WORK ORDER ▸ Only the first line of the listing and the lines after it, up to and including the one containing "2.00271 | 390 |", should be retyped exactly.

DATASET CONTENT below:

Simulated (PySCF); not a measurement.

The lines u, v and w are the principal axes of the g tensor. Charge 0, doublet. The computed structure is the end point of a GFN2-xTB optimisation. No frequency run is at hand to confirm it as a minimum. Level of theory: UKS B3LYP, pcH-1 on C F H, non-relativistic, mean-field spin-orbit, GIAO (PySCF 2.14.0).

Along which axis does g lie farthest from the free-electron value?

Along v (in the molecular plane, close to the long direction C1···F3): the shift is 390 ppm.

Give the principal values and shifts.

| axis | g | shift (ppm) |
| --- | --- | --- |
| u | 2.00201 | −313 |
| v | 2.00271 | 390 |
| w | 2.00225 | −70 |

End of DATASET CONTENT.

ANSWER BOX ▸
Simulated (PySCF); not a measurement.

The lines u, v and w are the principal axes of the g tensor. Charge 0, doublet. The computed structure is the end point of a GFN2-xTB optimisation. No frequency run is at hand to confirm it as a minimum. Level of theory: UKS B3LYP, pcH-1 on C F H, non-relativistic, mean-field spin-orbit, GIAO (PySCF 2.14.0).

Along which axis does g lie farthest from the free-electron value?

Along v (in the molecular plane, close to the long direction C1···F3): the shift is 390 ppm.

Give the principal values and shifts.

| axis | g | shift (ppm) |
| --- | --- | --- |
| u | 2.00201 | −313 |
| v | 2.00271 | 390 |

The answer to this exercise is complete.